> [Exercise]:
Transcribe the entries below without alteration.

•••••
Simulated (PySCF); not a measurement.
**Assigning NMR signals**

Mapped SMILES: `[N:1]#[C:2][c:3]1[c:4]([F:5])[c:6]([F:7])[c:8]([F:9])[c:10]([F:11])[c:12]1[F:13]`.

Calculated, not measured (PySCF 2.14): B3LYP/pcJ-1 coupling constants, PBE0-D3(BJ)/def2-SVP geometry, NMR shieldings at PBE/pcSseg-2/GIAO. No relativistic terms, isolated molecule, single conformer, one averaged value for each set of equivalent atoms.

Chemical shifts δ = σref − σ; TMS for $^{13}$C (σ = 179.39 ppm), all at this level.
•••••

> [Task answer]:
Simulated (PySCF); not a measurement.
**Assigning NMR signals**

Mapped SMILES: `[N:1]#[C:2][c:3]1[c:4]([F:5])[c:6]([F:7])[c:8]([F:9])[c:10]([F:11])[c:12]1[F:13]`.

Calculated, not measured (PySCF 2.14): B3LYP/pcJ-1 coupling constants, PBE0-D3(BJ)/def2-SVP geometry, NMR shieldings at PBE/pcSseg-2/GIAO. No relativistic terms, isolated molecule, single conformer, one averaged value for each set of equivalent atoms.

Chemical shifts δ = σref − σ; TMS for $^{13}$C (σ = 179.39 ppm), all at this level.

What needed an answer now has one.